EXTRACTED MATERIAL:
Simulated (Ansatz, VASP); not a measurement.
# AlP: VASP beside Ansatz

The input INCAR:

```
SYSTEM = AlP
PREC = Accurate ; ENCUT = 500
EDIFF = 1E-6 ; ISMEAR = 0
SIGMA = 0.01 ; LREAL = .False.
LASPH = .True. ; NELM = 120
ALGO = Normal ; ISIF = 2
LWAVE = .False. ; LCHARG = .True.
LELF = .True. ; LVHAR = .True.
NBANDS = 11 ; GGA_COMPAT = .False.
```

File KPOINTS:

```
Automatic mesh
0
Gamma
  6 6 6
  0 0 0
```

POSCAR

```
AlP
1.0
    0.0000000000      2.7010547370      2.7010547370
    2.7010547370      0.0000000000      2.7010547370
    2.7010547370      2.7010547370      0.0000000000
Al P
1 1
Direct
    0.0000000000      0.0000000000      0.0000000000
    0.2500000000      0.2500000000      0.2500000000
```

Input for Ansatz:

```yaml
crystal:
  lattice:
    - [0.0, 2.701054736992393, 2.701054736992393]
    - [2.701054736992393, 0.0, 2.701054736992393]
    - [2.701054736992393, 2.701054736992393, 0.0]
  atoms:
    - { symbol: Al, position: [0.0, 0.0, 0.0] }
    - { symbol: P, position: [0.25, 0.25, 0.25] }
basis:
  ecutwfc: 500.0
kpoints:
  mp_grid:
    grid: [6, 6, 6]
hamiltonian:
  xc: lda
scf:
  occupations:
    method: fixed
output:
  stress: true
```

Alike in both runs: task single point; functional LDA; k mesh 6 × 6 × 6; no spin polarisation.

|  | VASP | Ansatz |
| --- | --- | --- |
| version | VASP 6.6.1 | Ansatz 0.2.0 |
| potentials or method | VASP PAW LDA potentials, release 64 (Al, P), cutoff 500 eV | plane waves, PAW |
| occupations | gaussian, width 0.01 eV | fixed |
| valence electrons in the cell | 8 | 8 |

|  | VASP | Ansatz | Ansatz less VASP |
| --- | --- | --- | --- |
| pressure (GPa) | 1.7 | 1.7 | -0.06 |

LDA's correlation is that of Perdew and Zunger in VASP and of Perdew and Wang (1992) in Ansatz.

ACTIVITY: Set down the lines of the listing above verbatim, first line through the line containing "1.7 | -0.06 |", inclusive; add no other lines.

RESPONSE:
Simulated (Ansatz, VASP); not a measurement.
# AlP: VASP beside Ansatz

The input INCAR:

```
SYSTEM = AlP
PREC = Accurate ; ENCUT = 500
EDIFF = 1E-6 ; ISMEAR = 0
SIGMA = 0.01 ; LREAL = .False.
LASPH = .True. ; NELM = 120
ALGO = Normal ; ISIF = 2
LWAVE = .False. ; LCHARG = .True.
LELF = .True. ; LVHAR = .True.
NBANDS = 11 ; GGA_COMPAT = .False.
```

File KPOINTS:

```
Automatic mesh
0
Gamma
  6 6 6
  0 0 0
```

POSCAR

```
AlP
1.0
    0.0000000000      2.7010547370      2.7010547370
    2.7010547370      0.0000000000      2.7010547370
    2.7010547370      2.7010547370      0.0000000000
Al P
1 1
Direct
    0.0000000000      0.0000000000      0.0000000000
    0.2500000000      0.2500000000      0.2500000000
```

Input for Ansatz:

```yaml
crystal:
  lattice:
    - [0.0, 2.701054736992393, 2.701054736992393]
    - [2.701054736992393, 0.0, 2.701054736992393]
    - [2.701054736992393, 2.701054736992393, 0.0]
  atoms:
    - { symbol: Al, position: [0.0, 0.0, 0.0] }
    - { symbol: P, position: [0.25, 0.25, 0.25] }
basis:
  ecutwfc: 500.0
kpoints:
  mp_grid:
    grid: [6, 6, 6]
hamiltonian:
  xc: lda
scf:
  occupations:
    method: fixed
output:
  stress: true
```

Alike in both runs: task single point; functional LDA; k mesh 6 × 6 × 6; no spin polarisation.

|  | VASP | Ansatz |
| --- | --- | --- |
| version | VASP 6.6.1 | Ansatz 0.2.0 |
| potentials or method | VASP PAW LDA potentials, release 64 (Al, P), cutoff 500 eV | plane waves, PAW |
| occupations | gaussian, width 0.01 eV | fixed |
| valence electrons in the cell | 8 | 8 |

|  | VASP | Ansatz | Ansatz less VASP |
| --- | --- | --- | --- |
| pressure (GPa) | 1.7 | 1.7 | -0.06 |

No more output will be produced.